> WORK ORDER
Exactly the lines from the opening of the data through the line containing "Hardware: 1 thread" should be reproduced, please, with nothing added.

> PROVIDED RECORDS
------------------------------------------------------------------------

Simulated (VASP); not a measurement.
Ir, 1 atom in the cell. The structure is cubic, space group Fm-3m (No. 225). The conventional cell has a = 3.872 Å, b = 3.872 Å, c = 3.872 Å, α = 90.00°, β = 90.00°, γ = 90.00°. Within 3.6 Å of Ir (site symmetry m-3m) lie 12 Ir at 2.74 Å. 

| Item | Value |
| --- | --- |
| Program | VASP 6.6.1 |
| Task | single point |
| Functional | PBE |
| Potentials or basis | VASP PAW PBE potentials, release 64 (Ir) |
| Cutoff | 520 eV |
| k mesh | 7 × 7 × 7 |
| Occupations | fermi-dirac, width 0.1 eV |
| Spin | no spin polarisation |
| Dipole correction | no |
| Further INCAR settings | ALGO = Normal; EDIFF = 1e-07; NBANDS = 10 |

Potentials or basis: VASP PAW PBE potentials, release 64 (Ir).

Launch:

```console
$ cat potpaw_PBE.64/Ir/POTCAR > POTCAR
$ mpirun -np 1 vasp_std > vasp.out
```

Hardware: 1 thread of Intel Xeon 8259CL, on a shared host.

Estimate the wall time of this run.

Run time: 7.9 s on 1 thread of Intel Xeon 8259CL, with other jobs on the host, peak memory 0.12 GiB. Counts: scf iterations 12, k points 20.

------------------------------------------------------------------------

> YOUR SOLUTION
Simulated (VASP); not a measurement.
Ir, 1 atom in the cell. The structure is cubic, space group Fm-3m (No. 225). The conventional cell has a = 3.872 Å, b = 3.872 Å, c = 3.872 Å, α = 90.00°, β = 90.00°, γ = 90.00°. Within 3.6 Å of Ir (site symmetry m-3m) lie 12 Ir at 2.74 Å. 

| Item | Value |
| --- | --- |
| Program | VASP 6.6.1 |
| Task | single point |
| Functional | PBE |
| Potentials or basis | VASP PAW PBE potentials, release 64 (Ir) |
| Cutoff | 520 eV |
| k mesh | 7 × 7 × 7 |
| Occupations | fermi-dirac, width 0.1 eV |
| Spin | no spin polarisation |
| Dipole correction | no |
| Further INCAR settings | ALGO = Normal; EDIFF = 1e-07; NBANDS = 10 |

Potentials or basis: VASP PAW PBE potentials, release 64 (Ir).

Launch:

```console
$ cat potpaw_PBE.64/Ir/POTCAR > POTCAR
$ mpirun -np 1 vasp_std > vasp.out
```

Hardware: 1 thread of Intel Xeon 8259CL, on a shared host.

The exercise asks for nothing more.